• [Work instruction]
Could you print exactly the lines of the listing below, starting at the line that has "B) Cl[Si@@H]1OC[SiH2][SiH2]1" and ending at the line that has "D) O=C[SiH2][Si@H]([SiH3])Cl", and only those lines?

• [Data to examine]
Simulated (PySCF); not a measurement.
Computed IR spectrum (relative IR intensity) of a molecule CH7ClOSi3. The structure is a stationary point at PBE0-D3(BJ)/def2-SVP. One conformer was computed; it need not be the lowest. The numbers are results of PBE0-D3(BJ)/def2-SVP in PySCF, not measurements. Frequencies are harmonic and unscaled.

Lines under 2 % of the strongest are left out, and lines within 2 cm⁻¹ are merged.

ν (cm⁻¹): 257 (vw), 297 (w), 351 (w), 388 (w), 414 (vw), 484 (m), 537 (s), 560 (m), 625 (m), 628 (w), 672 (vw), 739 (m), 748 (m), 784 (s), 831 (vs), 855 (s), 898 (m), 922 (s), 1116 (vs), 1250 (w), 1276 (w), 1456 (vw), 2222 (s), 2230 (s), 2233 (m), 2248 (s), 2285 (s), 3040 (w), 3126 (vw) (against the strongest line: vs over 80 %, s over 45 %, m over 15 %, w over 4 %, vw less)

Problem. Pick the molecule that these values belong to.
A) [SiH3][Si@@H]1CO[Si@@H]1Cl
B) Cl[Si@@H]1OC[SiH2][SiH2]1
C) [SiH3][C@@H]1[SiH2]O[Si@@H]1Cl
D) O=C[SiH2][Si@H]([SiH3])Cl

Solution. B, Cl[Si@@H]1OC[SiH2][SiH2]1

• [Written answer]
B) Cl[Si@@H]1OC[SiH2][SiH2]1
C) [SiH3][C@@H]1[SiH2]O[Si@@H]1Cl
D) O=C[SiH2][Si@H]([SiH3])Cl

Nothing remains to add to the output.